→ **INFORMATION PROVIDED**:
.....

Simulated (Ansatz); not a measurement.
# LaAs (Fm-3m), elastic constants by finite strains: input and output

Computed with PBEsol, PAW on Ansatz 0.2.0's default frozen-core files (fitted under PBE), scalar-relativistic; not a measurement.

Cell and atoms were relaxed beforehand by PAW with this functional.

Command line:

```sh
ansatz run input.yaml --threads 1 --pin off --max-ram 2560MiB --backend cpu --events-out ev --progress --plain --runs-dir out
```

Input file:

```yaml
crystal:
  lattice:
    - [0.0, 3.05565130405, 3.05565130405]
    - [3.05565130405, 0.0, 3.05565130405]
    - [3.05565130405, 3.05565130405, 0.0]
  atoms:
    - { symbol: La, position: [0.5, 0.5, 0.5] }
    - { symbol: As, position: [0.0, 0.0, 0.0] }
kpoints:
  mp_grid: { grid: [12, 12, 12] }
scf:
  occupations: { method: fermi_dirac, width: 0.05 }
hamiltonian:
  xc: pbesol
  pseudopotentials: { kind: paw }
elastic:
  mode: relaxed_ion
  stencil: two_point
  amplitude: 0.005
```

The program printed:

.....

→ **ACTIVITY**:
Restate the records above in full, keeping each line exactly as it stands.

→ **TASK RESULT**:
Simulated (Ansatz); not a measurement.
# LaAs (Fm-3m), elastic constants by finite strains: input and output

Computed with PBEsol, PAW on Ansatz 0.2.0's default frozen-core files (fitted under PBE), scalar-relativistic; not a measurement.

Cell and atoms were relaxed beforehand by PAW with this functional.

Command line:

```sh
ansatz run input.yaml --threads 1 --pin off --max-ram 2560MiB --backend cpu --events-out ev --progress --plain --runs-dir out
```

Input file:

```yaml
crystal:
  lattice:
    - [0.0, 3.05565130405, 3.05565130405]
    - [3.05565130405, 0.0, 3.05565130405]
    - [3.05565130405, 3.05565130405, 0.0]
  atoms:
    - { symbol: La, position: [0.5, 0.5, 0.5] }
    - { symbol: As, position: [0.0, 0.0, 0.0] }
kpoints:
  mp_grid: { grid: [12, 12, 12] }
scf:
  occupations: { method: fermi_dirac, width: 0.05 }
hamiltonian:
  xc: pbesol
  pseudopotentials: { kind: paw }
elastic:
  mode: relaxed_ion
  stencil: two_point
  amplitude: 0.005
```

The program printed:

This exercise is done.